● **ACTIVITY**:
Line by line, retype the material below exactly, from its first line up to and including the one holding "-0.16 | 4.80 |".

● **PROVIDED RECORDS**:
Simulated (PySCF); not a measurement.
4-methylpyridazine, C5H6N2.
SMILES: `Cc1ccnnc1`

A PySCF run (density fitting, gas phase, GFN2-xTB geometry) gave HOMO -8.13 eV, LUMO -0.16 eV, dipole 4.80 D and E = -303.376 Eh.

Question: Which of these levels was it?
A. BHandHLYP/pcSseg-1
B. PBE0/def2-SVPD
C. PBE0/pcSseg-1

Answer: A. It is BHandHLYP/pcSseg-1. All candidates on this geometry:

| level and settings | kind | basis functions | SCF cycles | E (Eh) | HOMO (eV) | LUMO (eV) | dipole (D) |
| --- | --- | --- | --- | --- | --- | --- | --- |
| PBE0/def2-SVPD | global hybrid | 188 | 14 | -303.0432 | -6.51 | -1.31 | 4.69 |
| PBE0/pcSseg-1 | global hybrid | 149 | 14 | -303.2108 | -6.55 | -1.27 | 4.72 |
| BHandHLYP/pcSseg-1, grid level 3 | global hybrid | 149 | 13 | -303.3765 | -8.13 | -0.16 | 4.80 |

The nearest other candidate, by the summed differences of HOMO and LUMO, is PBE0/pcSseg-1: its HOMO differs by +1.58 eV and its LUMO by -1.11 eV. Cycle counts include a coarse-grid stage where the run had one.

● **WRITTEN REPLY**:
Simulated (PySCF); not a measurement.
4-methylpyridazine, C5H6N2.
SMILES: `Cc1ccnnc1`

A PySCF run (density fitting, gas phase, GFN2-xTB geometry) gave HOMO -8.13 eV, LUMO -0.16 eV, dipole 4.80 D and E = -303.376 Eh.

Question: Which of these levels was it?
A. BHandHLYP/pcSseg-1
B. PBE0/def2-SVPD
C. PBE0/pcSseg-1

Answer: A. It is BHandHLYP/pcSseg-1. All candidates on this geometry:

| level and settings | kind | basis functions | SCF cycles | E (Eh) | HOMO (eV) | LUMO (eV) | dipole (D) |
| --- | --- | --- | --- | --- | --- | --- | --- |
| PBE0/def2-SVPD | global hybrid | 188 | 14 | -303.0432 | -6.51 | -1.31 | 4.69 |
| PBE0/pcSseg-1 | global hybrid | 149 | 14 | -303.2108 | -6.55 | -1.27 | 4.72 |
| BHandHLYP/pcSseg-1, grid level 3 | global hybrid | 149 | 13 | -303.3765 | -8.13 | -0.16 | 4.80 |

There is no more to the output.